*****

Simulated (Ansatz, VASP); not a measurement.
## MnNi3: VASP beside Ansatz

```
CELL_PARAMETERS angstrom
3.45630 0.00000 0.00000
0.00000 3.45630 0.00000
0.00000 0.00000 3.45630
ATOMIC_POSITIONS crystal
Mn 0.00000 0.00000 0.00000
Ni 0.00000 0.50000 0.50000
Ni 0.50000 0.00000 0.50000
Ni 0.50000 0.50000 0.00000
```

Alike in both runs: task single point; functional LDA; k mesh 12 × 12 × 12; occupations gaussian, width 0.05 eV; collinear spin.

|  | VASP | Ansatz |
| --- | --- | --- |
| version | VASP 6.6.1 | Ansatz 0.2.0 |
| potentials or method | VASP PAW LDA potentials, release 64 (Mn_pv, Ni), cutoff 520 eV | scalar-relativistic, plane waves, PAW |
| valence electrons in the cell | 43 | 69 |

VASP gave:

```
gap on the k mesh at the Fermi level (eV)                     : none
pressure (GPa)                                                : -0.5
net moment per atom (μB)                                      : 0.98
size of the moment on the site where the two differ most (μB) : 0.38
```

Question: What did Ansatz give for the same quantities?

*****

From the first line of the records to the line containing "Ansatz 0.2.0 |", inclusive, transcribe everything exactly and leave out the rest.

Task output.
Simulated (Ansatz, VASP); not a measurement.
## MnNi3: VASP beside Ansatz

```
CELL_PARAMETERS angstrom
3.45630 0.00000 0.00000
0.00000 3.45630 0.00000
0.00000 0.00000 3.45630
ATOMIC_POSITIONS crystal
Mn 0.00000 0.00000 0.00000
Ni 0.00000 0.50000 0.50000
Ni 0.50000 0.00000 0.50000
Ni 0.50000 0.50000 0.00000
```

Alike in both runs: task single point; functional LDA; k mesh 12 × 12 × 12; occupations gaussian, width 0.05 eV; collinear spin.

|  | VASP | Ansatz |
| --- | --- | --- |
| version | VASP 6.6.1 | Ansatz 0.2.0 |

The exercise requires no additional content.